ACTIVITY:
Begin at the first line of the records below and, please, give each line again exactly until the line with "Result: (a) -20.7; (b) -21.7." is included.

INFORMATION:
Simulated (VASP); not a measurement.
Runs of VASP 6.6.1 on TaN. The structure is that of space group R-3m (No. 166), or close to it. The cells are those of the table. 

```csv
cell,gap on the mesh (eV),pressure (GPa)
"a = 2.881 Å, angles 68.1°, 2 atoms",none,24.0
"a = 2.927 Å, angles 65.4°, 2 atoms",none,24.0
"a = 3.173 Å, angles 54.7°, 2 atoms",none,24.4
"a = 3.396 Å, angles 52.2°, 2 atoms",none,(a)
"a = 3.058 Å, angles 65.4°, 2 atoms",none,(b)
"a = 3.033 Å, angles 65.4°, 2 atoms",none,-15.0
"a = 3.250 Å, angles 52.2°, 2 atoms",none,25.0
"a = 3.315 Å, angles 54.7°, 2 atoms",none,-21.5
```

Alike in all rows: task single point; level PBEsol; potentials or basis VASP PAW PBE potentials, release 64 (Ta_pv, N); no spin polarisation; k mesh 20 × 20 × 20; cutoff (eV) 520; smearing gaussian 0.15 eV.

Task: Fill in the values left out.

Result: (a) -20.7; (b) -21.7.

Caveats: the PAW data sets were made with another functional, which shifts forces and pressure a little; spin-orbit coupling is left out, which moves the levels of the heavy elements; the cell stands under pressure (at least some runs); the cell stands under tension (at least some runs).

YOUR SOLUTION:
Simulated (VASP); not a measurement.
Runs of VASP 6.6.1 on TaN. The structure is that of space group R-3m (No. 166), or close to it. The cells are those of the table. 

```csv
cell,gap on the mesh (eV),pressure (GPa)
"a = 2.881 Å, angles 68.1°, 2 atoms",none,24.0
"a = 2.927 Å, angles 65.4°, 2 atoms",none,24.0
"a = 3.173 Å, angles 54.7°, 2 atoms",none,24.4
"a = 3.396 Å, angles 52.2°, 2 atoms",none,(a)
"a = 3.058 Å, angles 65.4°, 2 atoms",none,(b)
"a = 3.033 Å, angles 65.4°, 2 atoms",none,-15.0
"a = 3.250 Å, angles 52.2°, 2 atoms",none,25.0
"a = 3.315 Å, angles 54.7°, 2 atoms",none,-21.5
```

Alike in all rows: task single point; level PBEsol; potentials or basis VASP PAW PBE potentials, release 64 (Ta_pv, N); no spin polarisation; k mesh 20 × 20 × 20; cutoff (eV) 520; smearing gaussian 0.15 eV.

Task: Fill in the values left out.

Result: (a) -20.7; (b) -21.7.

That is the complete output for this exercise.